** EXTRACTED DATA **
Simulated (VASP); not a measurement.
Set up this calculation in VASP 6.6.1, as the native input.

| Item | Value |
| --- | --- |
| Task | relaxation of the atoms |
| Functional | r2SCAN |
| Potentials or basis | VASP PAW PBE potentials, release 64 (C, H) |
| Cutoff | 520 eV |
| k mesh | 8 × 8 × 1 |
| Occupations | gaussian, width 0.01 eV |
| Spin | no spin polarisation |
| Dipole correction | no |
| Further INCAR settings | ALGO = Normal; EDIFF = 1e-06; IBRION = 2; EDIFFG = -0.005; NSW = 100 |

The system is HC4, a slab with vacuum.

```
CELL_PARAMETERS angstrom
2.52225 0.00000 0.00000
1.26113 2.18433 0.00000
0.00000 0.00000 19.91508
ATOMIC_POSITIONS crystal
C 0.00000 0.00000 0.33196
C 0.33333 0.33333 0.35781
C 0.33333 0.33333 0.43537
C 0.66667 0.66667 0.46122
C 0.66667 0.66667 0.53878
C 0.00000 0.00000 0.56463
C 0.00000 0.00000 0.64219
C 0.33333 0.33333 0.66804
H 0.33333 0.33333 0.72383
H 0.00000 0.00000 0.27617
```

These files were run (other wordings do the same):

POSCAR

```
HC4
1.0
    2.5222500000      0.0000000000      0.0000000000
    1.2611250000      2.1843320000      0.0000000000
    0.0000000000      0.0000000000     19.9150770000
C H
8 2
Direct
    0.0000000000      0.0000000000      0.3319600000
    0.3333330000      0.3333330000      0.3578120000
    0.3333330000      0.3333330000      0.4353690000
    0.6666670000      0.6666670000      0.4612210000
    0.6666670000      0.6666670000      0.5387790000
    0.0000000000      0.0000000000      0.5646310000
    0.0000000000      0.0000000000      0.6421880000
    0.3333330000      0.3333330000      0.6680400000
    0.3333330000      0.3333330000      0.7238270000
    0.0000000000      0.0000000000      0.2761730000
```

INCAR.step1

** WORK TASK **
Would you retype the lines above from the one with "mesh | 8 × 8 × 1 |" down to the one with "NSW = 100 |", word for word, both ends included and no other lines?

** EXERCISE RESULT **
| k mesh | 8 × 8 × 1 |
| Occupations | gaussian, width 0.01 eV |
| Spin | no spin polarisation |
| Dipole correction | no |
| Further INCAR settings | ALGO = Normal; EDIFF = 1e-06; IBRION = 2; EDIFFG = -0.005; NSW = 100 |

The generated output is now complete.